■ **Exercise**
Up through the line that contains "Aim: the relaxation", retype the entries exactly, beginning at the very first line.

+++

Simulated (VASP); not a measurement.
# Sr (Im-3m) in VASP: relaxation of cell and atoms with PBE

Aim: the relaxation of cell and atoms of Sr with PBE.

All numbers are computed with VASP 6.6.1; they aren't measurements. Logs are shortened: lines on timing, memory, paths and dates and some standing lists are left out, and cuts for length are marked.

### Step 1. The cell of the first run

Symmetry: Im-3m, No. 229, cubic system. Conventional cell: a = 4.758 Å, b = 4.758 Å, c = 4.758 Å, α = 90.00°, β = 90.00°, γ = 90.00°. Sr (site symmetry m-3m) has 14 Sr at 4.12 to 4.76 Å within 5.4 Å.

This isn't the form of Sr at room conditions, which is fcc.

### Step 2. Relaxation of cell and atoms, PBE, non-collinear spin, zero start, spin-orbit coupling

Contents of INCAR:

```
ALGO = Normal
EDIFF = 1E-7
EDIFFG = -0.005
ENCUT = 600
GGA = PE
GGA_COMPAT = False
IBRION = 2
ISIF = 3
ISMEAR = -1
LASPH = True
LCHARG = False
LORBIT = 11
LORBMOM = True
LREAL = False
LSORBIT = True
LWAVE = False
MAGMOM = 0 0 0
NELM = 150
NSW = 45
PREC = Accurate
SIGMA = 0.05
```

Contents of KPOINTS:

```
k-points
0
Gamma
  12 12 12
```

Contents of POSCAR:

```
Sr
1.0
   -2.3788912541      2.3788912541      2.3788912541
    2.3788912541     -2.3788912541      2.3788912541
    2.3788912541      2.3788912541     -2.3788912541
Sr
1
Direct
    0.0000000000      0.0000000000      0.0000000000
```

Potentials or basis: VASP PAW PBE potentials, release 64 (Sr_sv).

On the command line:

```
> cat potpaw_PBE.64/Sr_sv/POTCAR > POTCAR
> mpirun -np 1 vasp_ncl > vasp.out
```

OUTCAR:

+++

■ **Response box**
Simulated (VASP); not a measurement.
# Sr (Im-3m) in VASP: relaxation of cell and atoms with PBE

Aim: the relaxation of cell and atoms of Sr with PBE.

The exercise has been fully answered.